» **WORK REQUEST**: Please copy, exactly as they appear below, the lines from the one containing "release 64 (Mg, B)" through the one containing "Question: How do".

» **PROVIDED RECORDS**:
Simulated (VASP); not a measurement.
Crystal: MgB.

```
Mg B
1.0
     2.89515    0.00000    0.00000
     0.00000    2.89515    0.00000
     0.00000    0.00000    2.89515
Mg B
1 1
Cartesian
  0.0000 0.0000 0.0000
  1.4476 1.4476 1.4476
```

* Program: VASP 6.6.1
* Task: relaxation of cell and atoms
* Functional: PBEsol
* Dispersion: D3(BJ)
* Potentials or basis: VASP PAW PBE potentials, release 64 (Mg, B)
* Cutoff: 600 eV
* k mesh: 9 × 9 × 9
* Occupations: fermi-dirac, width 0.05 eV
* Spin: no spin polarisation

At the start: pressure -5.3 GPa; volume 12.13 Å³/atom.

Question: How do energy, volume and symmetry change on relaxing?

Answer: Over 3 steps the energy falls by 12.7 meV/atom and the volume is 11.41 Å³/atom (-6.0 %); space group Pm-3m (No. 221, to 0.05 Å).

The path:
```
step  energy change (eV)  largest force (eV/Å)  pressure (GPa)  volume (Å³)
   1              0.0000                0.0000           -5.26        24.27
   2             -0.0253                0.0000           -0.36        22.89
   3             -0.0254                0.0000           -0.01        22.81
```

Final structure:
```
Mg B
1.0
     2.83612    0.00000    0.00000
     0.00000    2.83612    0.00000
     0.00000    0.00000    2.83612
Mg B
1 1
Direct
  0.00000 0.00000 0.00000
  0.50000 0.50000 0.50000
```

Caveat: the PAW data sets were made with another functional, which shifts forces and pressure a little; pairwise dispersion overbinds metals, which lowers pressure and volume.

» **WRITTEN SOLUTION**:
* Potentials or basis: VASP PAW PBE potentials, release 64 (Mg, B)
* Cutoff: 600 eV
* k mesh: 9 × 9 × 9
* Occupations: fermi-dirac, width 0.05 eV
* Spin: no spin polarisation

At the start: pressure -5.3 GPa; volume 12.13 Å³/atom.

Question: How do energy, volume and symmetry change on relaxing?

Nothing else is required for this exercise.